> [DATA SUPPLIED]

+ + + +

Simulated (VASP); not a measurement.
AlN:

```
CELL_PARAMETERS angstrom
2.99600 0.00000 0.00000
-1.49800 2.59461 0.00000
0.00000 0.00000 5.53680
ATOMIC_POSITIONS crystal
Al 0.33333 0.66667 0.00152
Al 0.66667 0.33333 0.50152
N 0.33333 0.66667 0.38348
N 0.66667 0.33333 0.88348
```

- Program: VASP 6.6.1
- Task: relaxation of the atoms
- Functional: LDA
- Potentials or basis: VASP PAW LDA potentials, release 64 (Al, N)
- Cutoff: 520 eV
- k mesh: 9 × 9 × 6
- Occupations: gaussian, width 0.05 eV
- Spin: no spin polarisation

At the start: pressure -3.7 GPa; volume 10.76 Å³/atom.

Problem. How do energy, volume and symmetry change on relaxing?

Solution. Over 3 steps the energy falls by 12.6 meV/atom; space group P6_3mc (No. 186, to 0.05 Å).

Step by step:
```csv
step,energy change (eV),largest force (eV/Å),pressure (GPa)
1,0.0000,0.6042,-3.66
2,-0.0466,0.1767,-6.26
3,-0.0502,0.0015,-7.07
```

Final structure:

+ + + +

> [ASSIGNMENT]
Output the records above exactly, from their first line through the line that contains "- Program: VASP 6.6.1", and add nothing.

> [ANSWER SECTION]
Simulated (VASP); not a measurement.
AlN:

```
CELL_PARAMETERS angstrom
2.99600 0.00000 0.00000
-1.49800 2.59461 0.00000
0.00000 0.00000 5.53680
ATOMIC_POSITIONS crystal
Al 0.33333 0.66667 0.00152
Al 0.66667 0.33333 0.50152
N 0.33333 0.66667 0.38348
N 0.66667 0.33333 0.88348
```

- Program: VASP 6.6.1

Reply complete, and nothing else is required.